→ WORK INSTRUCTION: Among the lines below, take the one holding "The run prepares", the one holding "did it change?", and all lines between them. Set them down exactly.

→ DATA EXTRACTS:
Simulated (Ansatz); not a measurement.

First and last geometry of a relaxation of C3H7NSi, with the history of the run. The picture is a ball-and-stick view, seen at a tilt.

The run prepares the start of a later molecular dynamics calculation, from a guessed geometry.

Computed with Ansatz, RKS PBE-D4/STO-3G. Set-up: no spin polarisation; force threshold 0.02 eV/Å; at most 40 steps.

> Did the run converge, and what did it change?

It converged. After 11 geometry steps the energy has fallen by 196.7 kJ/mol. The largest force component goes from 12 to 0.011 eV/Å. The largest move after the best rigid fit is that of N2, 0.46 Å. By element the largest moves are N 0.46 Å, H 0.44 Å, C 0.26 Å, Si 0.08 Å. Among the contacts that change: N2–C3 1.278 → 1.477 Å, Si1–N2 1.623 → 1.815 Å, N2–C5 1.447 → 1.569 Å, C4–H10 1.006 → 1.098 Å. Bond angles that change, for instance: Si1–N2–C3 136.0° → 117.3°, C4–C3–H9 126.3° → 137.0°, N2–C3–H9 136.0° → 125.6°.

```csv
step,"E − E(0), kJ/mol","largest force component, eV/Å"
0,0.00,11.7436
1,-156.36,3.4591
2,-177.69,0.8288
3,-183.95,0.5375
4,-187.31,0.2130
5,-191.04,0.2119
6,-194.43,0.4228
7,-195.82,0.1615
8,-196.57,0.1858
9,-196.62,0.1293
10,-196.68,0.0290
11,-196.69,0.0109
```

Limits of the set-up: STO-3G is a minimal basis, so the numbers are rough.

→ EXERCISE SOLUTION:
The run prepares the start of a later molecular dynamics calculation, from a guessed geometry.

Computed with Ansatz, RKS PBE-D4/STO-3G. Set-up: no spin polarisation; force threshold 0.02 eV/Å; at most 40 steps.

> Did the run converge, and what did it change?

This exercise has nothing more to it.